• BRIEF:
Every line below is to be quoted exactly, with nothing added or dropped.

• INFORMATION SHOWN:
::::::::::

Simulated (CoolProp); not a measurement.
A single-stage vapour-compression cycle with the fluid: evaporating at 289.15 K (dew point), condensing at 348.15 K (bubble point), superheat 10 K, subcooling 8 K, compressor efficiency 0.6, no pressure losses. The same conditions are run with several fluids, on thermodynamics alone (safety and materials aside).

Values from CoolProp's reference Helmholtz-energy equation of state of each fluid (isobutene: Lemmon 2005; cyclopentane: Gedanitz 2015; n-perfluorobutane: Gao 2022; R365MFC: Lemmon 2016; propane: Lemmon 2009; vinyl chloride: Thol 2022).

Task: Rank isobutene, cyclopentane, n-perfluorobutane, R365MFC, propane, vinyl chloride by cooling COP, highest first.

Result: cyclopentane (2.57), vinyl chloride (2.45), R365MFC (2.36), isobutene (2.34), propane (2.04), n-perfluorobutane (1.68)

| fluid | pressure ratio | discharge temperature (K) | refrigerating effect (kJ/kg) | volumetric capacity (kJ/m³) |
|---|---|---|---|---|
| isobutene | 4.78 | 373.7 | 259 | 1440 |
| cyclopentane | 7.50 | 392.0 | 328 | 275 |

::::::::::

• ANSWER BOX:
Simulated (CoolProp); not a measurement.
A single-stage vapour-compression cycle with the fluid: evaporating at 289.15 K (dew point), condensing at 348.15 K (bubble point), superheat 10 K, subcooling 8 K, compressor efficiency 0.6, no pressure losses. The same conditions are run with several fluids, on thermodynamics alone (safety and materials aside).

Values from CoolProp's reference Helmholtz-energy equation of state of each fluid (isobutene: Lemmon 2005; cyclopentane: Gedanitz 2015; n-perfluorobutane: Gao 2022; R365MFC: Lemmon 2016; propane: Lemmon 2009; vinyl chloride: Thol 2022).

Task: Rank isobutene, cyclopentane, n-perfluorobutane, R365MFC, propane, vinyl chloride by cooling COP, highest first.

Result: cyclopentane (2.57), vinyl chloride (2.45), R365MFC (2.36), isobutene (2.34), propane (2.04), n-perfluorobutane (1.68)

| fluid | pressure ratio | discharge temperature (K) | refrigerating effect (kJ/kg) | volumetric capacity (kJ/m³) |
|---|---|---|---|---|
| isobutene | 4.78 | 373.7 | 259 | 1440 |
| cyclopentane | 7.50 | 392.0 | 328 | 275 |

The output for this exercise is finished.